*Work instruction*
Every record below must come back exactly as given.

*Recorded data*
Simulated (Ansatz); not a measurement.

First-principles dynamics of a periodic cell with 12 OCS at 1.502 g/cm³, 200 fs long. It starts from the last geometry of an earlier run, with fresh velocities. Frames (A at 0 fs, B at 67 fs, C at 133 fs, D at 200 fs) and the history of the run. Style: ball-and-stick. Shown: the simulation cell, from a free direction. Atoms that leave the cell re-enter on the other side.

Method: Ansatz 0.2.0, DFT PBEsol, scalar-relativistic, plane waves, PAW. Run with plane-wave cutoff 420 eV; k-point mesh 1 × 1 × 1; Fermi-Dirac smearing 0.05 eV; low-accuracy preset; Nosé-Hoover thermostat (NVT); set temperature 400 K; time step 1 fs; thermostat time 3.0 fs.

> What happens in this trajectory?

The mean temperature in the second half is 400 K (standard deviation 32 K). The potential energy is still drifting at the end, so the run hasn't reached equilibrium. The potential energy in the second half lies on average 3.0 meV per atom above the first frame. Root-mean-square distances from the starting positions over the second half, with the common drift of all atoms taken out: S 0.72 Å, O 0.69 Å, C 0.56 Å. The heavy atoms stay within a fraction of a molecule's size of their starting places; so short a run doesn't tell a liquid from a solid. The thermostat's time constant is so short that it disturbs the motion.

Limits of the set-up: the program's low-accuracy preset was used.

*Response*
Simulated (Ansatz); not a measurement.

First-principles dynamics of a periodic cell with 12 OCS at 1.502 g/cm³, 200 fs long. It starts from the last geometry of an earlier run, with fresh velocities. Frames (A at 0 fs, B at 67 fs, C at 133 fs, D at 200 fs) and the history of the run. Style: ball-and-stick. Shown: the simulation cell, from a free direction. Atoms that leave the cell re-enter on the other side.

Method: Ansatz 0.2.0, DFT PBEsol, scalar-relativistic, plane waves, PAW. Run with plane-wave cutoff 420 eV; k-point mesh 1 × 1 × 1; Fermi-Dirac smearing 0.05 eV; low-accuracy preset; Nosé-Hoover thermostat (NVT); set temperature 400 K; time step 1 fs; thermostat time 3.0 fs.

> What happens in this trajectory?

The mean temperature in the second half is 400 K (standard deviation 32 K). The potential energy is still drifting at the end, so the run hasn't reached equilibrium. The potential energy in the second half lies on average 3.0 meV per atom above the first frame. Root-mean-square distances from the starting positions over the second half, with the common drift of all atoms taken out: S 0.72 Å, O 0.69 Å, C 0.56 Å. The heavy atoms stay within a fraction of a molecule's size of their starting places; so short a run doesn't tell a liquid from a solid. The thermostat's time constant is so short that it disturbs the motion.

Limits of the set-up: the program's low-accuracy preset was used.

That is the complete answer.